Here is a block of entries. Write out its lines exactly, from the first through the one containing "It took 35 s".

• [The data]
────────────────

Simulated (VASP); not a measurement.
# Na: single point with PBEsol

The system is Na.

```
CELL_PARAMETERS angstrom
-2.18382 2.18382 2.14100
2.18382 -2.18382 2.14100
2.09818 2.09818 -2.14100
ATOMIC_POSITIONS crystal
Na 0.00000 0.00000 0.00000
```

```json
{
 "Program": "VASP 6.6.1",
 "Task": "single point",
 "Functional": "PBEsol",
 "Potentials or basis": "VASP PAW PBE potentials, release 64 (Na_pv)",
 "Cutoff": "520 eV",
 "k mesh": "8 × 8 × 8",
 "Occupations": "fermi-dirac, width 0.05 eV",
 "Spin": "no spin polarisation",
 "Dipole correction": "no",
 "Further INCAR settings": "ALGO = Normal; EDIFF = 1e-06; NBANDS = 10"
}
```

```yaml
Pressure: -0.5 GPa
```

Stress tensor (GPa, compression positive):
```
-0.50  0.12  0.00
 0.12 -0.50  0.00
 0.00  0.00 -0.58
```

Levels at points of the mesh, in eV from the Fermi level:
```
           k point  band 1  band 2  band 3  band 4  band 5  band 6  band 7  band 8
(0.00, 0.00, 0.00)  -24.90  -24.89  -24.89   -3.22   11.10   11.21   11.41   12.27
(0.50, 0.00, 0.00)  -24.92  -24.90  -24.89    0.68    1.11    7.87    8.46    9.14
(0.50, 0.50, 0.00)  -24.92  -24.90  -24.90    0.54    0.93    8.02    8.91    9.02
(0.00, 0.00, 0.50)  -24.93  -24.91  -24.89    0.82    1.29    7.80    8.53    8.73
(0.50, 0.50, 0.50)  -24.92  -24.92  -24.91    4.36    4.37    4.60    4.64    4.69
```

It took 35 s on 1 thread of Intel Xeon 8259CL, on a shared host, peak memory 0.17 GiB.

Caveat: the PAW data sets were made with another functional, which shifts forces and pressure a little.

────────────────

• [Answer section]
Simulated (VASP); not a measurement.
# Na: single point with PBEsol

The system is Na.

```
CELL_PARAMETERS angstrom
-2.18382 2.18382 2.14100
2.18382 -2.18382 2.14100
2.09818 2.09818 -2.14100
ATOMIC_POSITIONS crystal
Na 0.00000 0.00000 0.00000
```

```json
{
 "Program": "VASP 6.6.1",
 "Task": "single point",
 "Functional": "PBEsol",
 "Potentials or basis": "VASP PAW PBE potentials, release 64 (Na_pv)",
 "Cutoff": "520 eV",
 "k mesh": "8 × 8 × 8",
 "Occupations": "fermi-dirac, width 0.05 eV",
 "Spin": "no spin polarisation",
 "Dipole correction": "no",
 "Further INCAR settings": "ALGO = Normal; EDIFF = 1e-06; NBANDS = 10"
}
```

```yaml
Pressure: -0.5 GPa
```

Stress tensor (GPa, compression positive):
```
-0.50  0.12  0.00
 0.12 -0.50  0.00
 0.00  0.00 -0.58
```

Levels at points of the mesh, in eV from the Fermi level:
```
           k point  band 1  band 2  band 3  band 4  band 5  band 6  band 7  band 8
(0.00, 0.00, 0.00)  -24.90  -24.89  -24.89   -3.22   11.10   11.21   11.41   12.27
(0.50, 0.00, 0.00)  -24.92  -24.90  -24.89    0.68    1.11    7.87    8.46    9.14
(0.50, 0.50, 0.00)  -24.92  -24.90  -24.90    0.54    0.93    8.02    8.91    9.02
(0.00, 0.00, 0.50)  -24.93  -24.91  -24.89    0.82    1.29    7.80    8.53    8.73
(0.50, 0.50, 0.50)  -24.92  -24.92  -24.91    4.36    4.37    4.60    4.64    4.69
```

It took 35 s on 1 thread of Intel Xeon 8259CL, on a shared host, peak memory 0.17 GiB.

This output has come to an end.